--- Recorded data ---
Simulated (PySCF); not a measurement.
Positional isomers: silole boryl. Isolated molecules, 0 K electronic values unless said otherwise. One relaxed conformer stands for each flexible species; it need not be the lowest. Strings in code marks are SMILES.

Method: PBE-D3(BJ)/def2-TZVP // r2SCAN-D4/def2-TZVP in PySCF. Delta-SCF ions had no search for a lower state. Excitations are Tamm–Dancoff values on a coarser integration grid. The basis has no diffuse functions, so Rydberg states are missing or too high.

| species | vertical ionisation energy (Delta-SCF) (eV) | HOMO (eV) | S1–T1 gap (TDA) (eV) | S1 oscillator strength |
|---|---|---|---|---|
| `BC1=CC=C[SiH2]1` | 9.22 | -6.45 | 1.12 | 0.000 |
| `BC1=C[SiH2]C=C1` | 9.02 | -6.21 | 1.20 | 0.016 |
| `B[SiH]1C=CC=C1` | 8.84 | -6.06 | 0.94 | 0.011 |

--- Assigned task ---
Begin at the first line of the material and transcribe each line exactly. End with the line containing "Positional isomers: silole", and give nothing else.

--- Answer box ---
Simulated (PySCF); not a measurement.
Positional isomers: silole boryl. Isolated molecules, 0 K electronic values unless said otherwise. One relaxed conformer stands for each flexible species; it need not be the lowest. Strings in code marks are SMILES.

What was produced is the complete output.